- **Brief**: Transcribe every record beneath, precisely as written.

- **Data section**:
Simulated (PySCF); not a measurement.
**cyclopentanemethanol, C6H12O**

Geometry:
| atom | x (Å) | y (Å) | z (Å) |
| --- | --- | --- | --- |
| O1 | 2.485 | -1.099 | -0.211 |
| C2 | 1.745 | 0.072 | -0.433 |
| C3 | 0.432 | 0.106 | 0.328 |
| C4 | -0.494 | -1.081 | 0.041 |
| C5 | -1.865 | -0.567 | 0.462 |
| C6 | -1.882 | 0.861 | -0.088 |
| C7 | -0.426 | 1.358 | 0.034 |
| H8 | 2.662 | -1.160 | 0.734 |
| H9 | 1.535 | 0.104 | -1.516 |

- **Exercise solution**:
Simulated (PySCF); not a measurement.
**cyclopentanemethanol, C6H12O**

Geometry:
| atom | x (Å) | y (Å) | z (Å) |
| --- | --- | --- | --- |
| O1 | 2.485 | -1.099 | -0.211 |
| C2 | 1.745 | 0.072 | -0.433 |
| C3 | 0.432 | 0.106 | 0.328 |
| C4 | -0.494 | -1.081 | 0.041 |
| C5 | -1.865 | -0.567 | 0.462 |
| C6 | -1.882 | 0.861 | -0.088 |
| C7 | -0.426 | 1.358 | 0.034 |
| H8 | 2.662 | -1.160 | 0.734 |
| H9 | 1.535 | 0.104 | -1.516 |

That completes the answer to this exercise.